> _WORK ORDER_
Restate word for word every line from the top of the data below down through the line that holds "(2) It changes".

START PROVIDED DATA

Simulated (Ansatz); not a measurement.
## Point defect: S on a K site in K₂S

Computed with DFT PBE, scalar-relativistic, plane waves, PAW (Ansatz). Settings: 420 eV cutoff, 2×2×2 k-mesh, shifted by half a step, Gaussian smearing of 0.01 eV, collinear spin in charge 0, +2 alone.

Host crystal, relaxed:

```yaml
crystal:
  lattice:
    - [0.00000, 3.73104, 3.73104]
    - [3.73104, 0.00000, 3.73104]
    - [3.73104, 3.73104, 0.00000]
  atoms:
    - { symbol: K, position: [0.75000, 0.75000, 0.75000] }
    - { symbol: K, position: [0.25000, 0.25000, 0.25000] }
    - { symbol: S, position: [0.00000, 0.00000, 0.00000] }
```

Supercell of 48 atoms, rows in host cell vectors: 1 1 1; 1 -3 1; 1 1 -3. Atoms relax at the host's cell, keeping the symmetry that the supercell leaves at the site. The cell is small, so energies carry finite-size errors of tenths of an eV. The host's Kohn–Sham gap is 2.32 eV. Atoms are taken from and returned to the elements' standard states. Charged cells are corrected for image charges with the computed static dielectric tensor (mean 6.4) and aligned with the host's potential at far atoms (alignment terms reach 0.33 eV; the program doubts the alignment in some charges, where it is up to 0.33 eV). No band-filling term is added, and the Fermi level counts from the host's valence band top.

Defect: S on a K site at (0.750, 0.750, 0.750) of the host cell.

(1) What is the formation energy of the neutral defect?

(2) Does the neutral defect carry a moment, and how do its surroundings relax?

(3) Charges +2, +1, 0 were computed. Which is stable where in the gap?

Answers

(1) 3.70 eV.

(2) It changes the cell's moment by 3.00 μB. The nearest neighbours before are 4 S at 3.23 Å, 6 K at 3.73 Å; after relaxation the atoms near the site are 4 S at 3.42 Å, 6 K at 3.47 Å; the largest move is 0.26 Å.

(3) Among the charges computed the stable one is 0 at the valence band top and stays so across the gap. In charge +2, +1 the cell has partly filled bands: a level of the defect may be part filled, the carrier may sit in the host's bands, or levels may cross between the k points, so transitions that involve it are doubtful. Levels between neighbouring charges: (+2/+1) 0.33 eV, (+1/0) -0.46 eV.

END PROVIDED DATA

> _TASK OUTPUT_
Simulated (Ansatz); not a measurement.
## Point defect: S on a K site in K₂S

Computed with DFT PBE, scalar-relativistic, plane waves, PAW (Ansatz). Settings: 420 eV cutoff, 2×2×2 k-mesh, shifted by half a step, Gaussian smearing of 0.01 eV, collinear spin in charge 0, +2 alone.

Host crystal, relaxed:

```yaml
crystal:
  lattice:
    - [0.00000, 3.73104, 3.73104]
    - [3.73104, 0.00000, 3.73104]
    - [3.73104, 3.73104, 0.00000]
  atoms:
    - { symbol: K, position: [0.75000, 0.75000, 0.75000] }
    - { symbol: K, position: [0.25000, 0.25000, 0.25000] }
    - { symbol: S, position: [0.00000, 0.00000, 0.00000] }
```

Supercell of 48 atoms, rows in host cell vectors: 1 1 1; 1 -3 1; 1 1 -3. Atoms relax at the host's cell, keeping the symmetry that the supercell leaves at the site. The cell is small, so energies carry finite-size errors of tenths of an eV. The host's Kohn–Sham gap is 2.32 eV. Atoms are taken from and returned to the elements' standard states. Charged cells are corrected for image charges with the computed static dielectric tensor (mean 6.4) and aligned with the host's potential at far atoms (alignment terms reach 0.33 eV; the program doubts the alignment in some charges, where it is up to 0.33 eV). No band-filling term is added, and the Fermi level counts from the host's valence band top.

Defect: S on a K site at (0.750, 0.750, 0.750) of the host cell.

(1) What is the formation energy of the neutral defect?

(2) Does the neutral defect carry a moment, and how do its surroundings relax?

(3) Charges +2, +1, 0 were computed. Which is stable where in the gap?

Answers

(1) 3.70 eV.

(2) It changes the cell's moment by 3.00 μB. The nearest neighbours before are 4 S at 3.23 Å, 6 K at 3.73 Å; after relaxation the atoms near the site are 4 S at 3.42 Å, 6 K at 3.47 Å; the largest move is 0.26 Å.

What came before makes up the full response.